-- SUPPLIED ENTRIES follows --
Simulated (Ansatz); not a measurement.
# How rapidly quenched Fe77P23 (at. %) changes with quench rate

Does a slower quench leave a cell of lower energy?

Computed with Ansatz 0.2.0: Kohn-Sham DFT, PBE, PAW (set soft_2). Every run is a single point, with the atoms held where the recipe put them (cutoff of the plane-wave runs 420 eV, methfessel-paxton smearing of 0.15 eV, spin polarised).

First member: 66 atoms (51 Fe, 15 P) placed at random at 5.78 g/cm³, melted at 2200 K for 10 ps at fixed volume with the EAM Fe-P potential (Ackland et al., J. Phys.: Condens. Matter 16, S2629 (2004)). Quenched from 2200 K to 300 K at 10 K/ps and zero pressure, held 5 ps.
-- SUPPLIED ENTRIES concluded --

:: WORK REQUEST ::
Every entry should be transcribed exactly, with nothing omitted.

:: WRITTEN RESPONSE ::
Simulated (Ansatz); not a measurement.
# How rapidly quenched Fe77P23 (at. %) changes with quench rate

Does a slower quench leave a cell of lower energy?

Computed with Ansatz 0.2.0: Kohn-Sham DFT, PBE, PAW (set soft_2). Every run is a single point, with the atoms held where the recipe put them (cutoff of the plane-wave runs 420 eV, methfessel-paxton smearing of 0.15 eV, spin polarised).

First member: 66 atoms (51 Fe, 15 P) placed at random at 5.78 g/cm³, melted at 2200 K for 10 ps at fixed volume with the EAM Fe-P potential (Ackland et al., J. Phys.: Condens. Matter 16, S2629 (2004)). Quenched from 2200 K to 300 K at 10 K/ps and zero pressure, held 5 ps.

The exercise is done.